------------------------------------------------
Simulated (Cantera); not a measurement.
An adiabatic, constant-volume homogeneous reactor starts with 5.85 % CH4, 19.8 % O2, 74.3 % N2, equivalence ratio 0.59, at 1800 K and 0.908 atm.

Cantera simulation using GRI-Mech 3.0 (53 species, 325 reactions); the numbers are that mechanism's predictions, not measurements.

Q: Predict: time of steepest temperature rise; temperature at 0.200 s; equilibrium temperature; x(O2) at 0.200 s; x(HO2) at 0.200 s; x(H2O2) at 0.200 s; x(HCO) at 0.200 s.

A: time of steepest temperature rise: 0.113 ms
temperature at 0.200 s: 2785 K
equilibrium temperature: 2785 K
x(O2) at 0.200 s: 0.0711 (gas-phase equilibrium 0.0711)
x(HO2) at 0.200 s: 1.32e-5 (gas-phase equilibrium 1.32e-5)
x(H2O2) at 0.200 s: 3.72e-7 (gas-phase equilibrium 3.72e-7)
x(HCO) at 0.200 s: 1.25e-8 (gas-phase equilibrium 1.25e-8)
------------------------------------------------

**REQUIRED ACTION:** I'd like an exact copy of the lines above, from the very first one through the line that contains "A: time of steepest", with nothing else added.

**TASK ANSWER:**
Simulated (Cantera); not a measurement.
An adiabatic, constant-volume homogeneous reactor starts with 5.85 % CH4, 19.8 % O2, 74.3 % N2, equivalence ratio 0.59, at 1800 K and 0.908 atm.

Cantera simulation using GRI-Mech 3.0 (53 species, 325 reactions); the numbers are that mechanism's predictions, not measurements.

Q: Predict: time of steepest temperature rise; temperature at 0.200 s; equilibrium temperature; x(O2) at 0.200 s; x(HO2) at 0.200 s; x(H2O2) at 0.200 s; x(HCO) at 0.200 s.

A: time of steepest temperature rise: 0.113 ms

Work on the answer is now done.